- - - - -

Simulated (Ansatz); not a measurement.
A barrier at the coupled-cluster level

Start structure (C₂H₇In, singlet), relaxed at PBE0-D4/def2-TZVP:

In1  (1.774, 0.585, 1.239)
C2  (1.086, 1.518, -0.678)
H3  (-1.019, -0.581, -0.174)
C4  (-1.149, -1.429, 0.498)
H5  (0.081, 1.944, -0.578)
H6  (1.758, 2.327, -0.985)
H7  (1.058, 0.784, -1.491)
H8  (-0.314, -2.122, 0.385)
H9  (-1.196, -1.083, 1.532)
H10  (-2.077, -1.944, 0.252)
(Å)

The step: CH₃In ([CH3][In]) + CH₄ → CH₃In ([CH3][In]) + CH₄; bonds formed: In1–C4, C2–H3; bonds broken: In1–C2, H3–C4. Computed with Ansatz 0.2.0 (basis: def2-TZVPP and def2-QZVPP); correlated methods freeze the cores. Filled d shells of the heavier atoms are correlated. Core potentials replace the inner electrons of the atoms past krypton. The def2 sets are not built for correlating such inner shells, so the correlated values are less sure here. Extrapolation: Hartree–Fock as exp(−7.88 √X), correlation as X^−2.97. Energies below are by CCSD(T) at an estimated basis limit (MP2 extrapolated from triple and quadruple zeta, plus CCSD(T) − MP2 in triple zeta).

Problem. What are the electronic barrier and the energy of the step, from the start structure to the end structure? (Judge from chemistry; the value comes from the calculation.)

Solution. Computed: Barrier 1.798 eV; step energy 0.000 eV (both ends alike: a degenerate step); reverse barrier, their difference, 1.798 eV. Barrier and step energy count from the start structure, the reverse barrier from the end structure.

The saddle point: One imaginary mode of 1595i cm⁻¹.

- - - - -

Set the whole listing down, word for word.

### RESULT
Simulated (Ansatz); not a measurement.
A barrier at the coupled-cluster level

Start structure (C₂H₇In, singlet), relaxed at PBE0-D4/def2-TZVP:

In1  (1.774, 0.585, 1.239)
C2  (1.086, 1.518, -0.678)
H3  (-1.019, -0.581, -0.174)
C4  (-1.149, -1.429, 0.498)
H5  (0.081, 1.944, -0.578)
H6  (1.758, 2.327, -0.985)
H7  (1.058, 0.784, -1.491)
H8  (-0.314, -2.122, 0.385)
H9  (-1.196, -1.083, 1.532)
H10  (-2.077, -1.944, 0.252)
(Å)

The step: CH₃In ([CH3][In]) + CH₄ → CH₃In ([CH3][In]) + CH₄; bonds formed: In1–C4, C2–H3; bonds broken: In1–C2, H3–C4. Computed with Ansatz 0.2.0 (basis: def2-TZVPP and def2-QZVPP); correlated methods freeze the cores. Filled d shells of the heavier atoms are correlated. Core potentials replace the inner electrons of the atoms past krypton. The def2 sets are not built for correlating such inner shells, so the correlated values are less sure here. Extrapolation: Hartree–Fock as exp(−7.88 √X), correlation as X^−2.97. Energies below are by CCSD(T) at an estimated basis limit (MP2 extrapolated from triple and quadruple zeta, plus CCSD(T) − MP2 in triple zeta).

Problem. What are the electronic barrier and the energy of the step, from the start structure to the end structure? (Judge from chemistry; the value comes from the calculation.)

Solution. Computed: Barrier 1.798 eV; step energy 0.000 eV (both ends alike: a degenerate step); reverse barrier, their difference, 1.798 eV. Barrier and step energy count from the start structure, the reverse barrier from the end structure.

The saddle point: One imaginary mode of 1595i cm⁻¹.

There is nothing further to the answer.